**WORK ITEM**
The records shown below are to be repeated exactly and completely.

**RECORDED INFORMATION**
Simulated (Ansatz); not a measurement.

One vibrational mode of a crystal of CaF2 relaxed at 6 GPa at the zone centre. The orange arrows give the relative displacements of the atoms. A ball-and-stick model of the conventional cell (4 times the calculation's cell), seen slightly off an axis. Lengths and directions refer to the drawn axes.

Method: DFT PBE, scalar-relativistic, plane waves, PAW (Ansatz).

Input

**RESULT**
Simulated (Ansatz); not a measurement.

One vibrational mode of a crystal of CaF2 relaxed at 6 GPa at the zone centre. The orange arrows give the relative displacements of the atoms. A ball-and-stick model of the conventional cell (4 times the calculation's cell), seen slightly off an axis. Lengths and directions refer to the drawn axes.

Method: DFT PBE, scalar-relativistic, plane waves, PAW (Ansatz).

Input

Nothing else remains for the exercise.